Exercise | Could you retype the whole listing, word for word?

+++ Data listing +++

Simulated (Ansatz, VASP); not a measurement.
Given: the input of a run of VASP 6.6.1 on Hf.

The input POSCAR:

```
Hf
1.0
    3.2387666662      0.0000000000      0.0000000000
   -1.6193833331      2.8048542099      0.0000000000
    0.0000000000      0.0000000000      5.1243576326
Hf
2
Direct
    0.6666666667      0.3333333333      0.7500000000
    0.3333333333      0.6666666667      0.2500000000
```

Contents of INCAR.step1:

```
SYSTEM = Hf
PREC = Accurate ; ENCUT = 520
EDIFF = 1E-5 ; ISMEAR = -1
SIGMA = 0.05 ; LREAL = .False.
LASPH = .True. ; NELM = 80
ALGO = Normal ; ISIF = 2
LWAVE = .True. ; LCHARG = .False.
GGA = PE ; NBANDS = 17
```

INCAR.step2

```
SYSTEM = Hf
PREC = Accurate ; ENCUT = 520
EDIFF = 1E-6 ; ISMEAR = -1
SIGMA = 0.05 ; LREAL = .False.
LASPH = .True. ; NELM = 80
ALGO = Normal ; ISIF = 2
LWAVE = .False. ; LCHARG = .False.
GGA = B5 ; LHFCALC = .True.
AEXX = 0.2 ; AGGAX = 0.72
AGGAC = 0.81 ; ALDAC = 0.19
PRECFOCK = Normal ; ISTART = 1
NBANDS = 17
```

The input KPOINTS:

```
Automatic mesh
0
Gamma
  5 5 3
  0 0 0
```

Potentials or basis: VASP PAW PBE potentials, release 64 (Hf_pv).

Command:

+++

Exercise answer |
Simulated (Ansatz, VASP); not a measurement.
Given: the input of a run of VASP 6.6.1 on Hf.

The input POSCAR:

```
Hf
1.0
    3.2387666662      0.0000000000      0.0000000000
   -1.6193833331      2.8048542099      0.0000000000
    0.0000000000      0.0000000000      5.1243576326
Hf
2
Direct
    0.6666666667      0.3333333333      0.7500000000
    0.3333333333      0.6666666667      0.2500000000
```

Contents of INCAR.step1:

```
SYSTEM = Hf
PREC = Accurate ; ENCUT = 520
EDIFF = 1E-5 ; ISMEAR = -1
SIGMA = 0.05 ; LREAL = .False.
LASPH = .True. ; NELM = 80
ALGO = Normal ; ISIF = 2
LWAVE = .True. ; LCHARG = .False.
GGA = PE ; NBANDS = 17
```

INCAR.step2

```
SYSTEM = Hf
PREC = Accurate ; ENCUT = 520
EDIFF = 1E-6 ; ISMEAR = -1
SIGMA = 0.05 ; LREAL = .False.
LASPH = .True. ; NELM = 80
ALGO = Normal ; ISIF = 2
LWAVE = .False. ; LCHARG = .False.
GGA = B5 ; LHFCALC = .True.
AEXX = 0.2 ; AGGAX = 0.72
AGGAC = 0.81 ; ALDAC = 0.19
PRECFOCK = Normal ; ISTART = 1
NBANDS = 17
```

The input KPOINTS:

```
Automatic mesh
0
Gamma
  5 5 3
  0 0 0
```

Potentials or basis: VASP PAW PBE potentials, release 64 (Hf_pv).

Command:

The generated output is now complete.